#### [INFORMATION]
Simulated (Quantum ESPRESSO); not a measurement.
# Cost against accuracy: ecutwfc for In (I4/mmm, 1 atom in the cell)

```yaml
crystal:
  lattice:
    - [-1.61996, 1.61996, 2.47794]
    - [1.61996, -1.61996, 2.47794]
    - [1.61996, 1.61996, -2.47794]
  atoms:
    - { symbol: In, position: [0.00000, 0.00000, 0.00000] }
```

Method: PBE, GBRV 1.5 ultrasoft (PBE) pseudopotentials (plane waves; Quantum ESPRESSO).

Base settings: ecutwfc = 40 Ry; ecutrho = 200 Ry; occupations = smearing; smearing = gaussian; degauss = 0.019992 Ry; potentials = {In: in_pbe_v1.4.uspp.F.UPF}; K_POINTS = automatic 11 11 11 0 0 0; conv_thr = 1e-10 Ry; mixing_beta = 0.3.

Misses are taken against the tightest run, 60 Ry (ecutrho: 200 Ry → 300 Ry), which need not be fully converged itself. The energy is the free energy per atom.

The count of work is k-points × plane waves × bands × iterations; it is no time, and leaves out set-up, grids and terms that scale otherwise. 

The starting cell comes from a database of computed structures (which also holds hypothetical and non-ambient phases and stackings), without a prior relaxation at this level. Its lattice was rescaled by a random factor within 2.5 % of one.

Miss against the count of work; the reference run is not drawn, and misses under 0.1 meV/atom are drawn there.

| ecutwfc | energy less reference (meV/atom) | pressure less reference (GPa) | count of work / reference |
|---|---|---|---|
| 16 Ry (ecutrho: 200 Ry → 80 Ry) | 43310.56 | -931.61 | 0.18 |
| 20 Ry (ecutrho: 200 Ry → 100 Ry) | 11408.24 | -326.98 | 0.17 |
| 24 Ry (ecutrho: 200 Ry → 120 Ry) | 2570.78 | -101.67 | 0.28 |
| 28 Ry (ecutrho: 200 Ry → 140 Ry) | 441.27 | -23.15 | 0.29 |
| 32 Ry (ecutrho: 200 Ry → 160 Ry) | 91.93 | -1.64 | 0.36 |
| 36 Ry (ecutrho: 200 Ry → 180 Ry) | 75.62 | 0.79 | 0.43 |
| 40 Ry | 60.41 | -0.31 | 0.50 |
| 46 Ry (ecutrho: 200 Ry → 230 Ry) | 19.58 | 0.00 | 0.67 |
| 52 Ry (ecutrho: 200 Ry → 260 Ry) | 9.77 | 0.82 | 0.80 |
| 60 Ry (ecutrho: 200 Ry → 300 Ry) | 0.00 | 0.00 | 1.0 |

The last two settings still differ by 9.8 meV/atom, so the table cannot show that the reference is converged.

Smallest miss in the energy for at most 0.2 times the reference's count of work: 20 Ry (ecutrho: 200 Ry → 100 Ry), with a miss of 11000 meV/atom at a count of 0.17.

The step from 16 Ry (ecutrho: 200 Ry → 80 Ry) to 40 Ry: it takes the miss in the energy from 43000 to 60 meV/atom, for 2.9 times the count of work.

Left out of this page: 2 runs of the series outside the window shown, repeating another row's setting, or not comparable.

#### [REQUIREMENT]
As the answer, set down only the lines from the data above between the one holding "Method: PBE, GBRV" and the one holding "-931.61 | 0.18 |", inclusive, exactly as they read.

#### [EXERCISE RESULT]
Method: PBE, GBRV 1.5 ultrasoft (PBE) pseudopotentials (plane waves; Quantum ESPRESSO).

Base settings: ecutwfc = 40 Ry; ecutrho = 200 Ry; occupations = smearing; smearing = gaussian; degauss = 0.019992 Ry; potentials = {In: in_pbe_v1.4.uspp.F.UPF}; K_POINTS = automatic 11 11 11 0 0 0; conv_thr = 1e-10 Ry; mixing_beta = 0.3.

Misses are taken against the tightest run, 60 Ry (ecutrho: 200 Ry → 300 Ry), which need not be fully converged itself. The energy is the free energy per atom.

The count of work is k-points × plane waves × bands × iterations; it is no time, and leaves out set-up, grids and terms that scale otherwise. 

The starting cell comes from a database of computed structures (which also holds hypothetical and non-ambient phases and stackings), without a prior relaxation at this level. Its lattice was rescaled by a random factor within 2.5 % of one.

Miss against the count of work; the reference run is not drawn, and misses under 0.1 meV/atom are drawn there.

| ecutwfc | energy less reference (meV/atom) | pressure less reference (GPa) | count of work / reference |
|---|---|---|---|
| 16 Ry (ecutrho: 200 Ry → 80 Ry) | 43310.56 | -931.61 | 0.18 |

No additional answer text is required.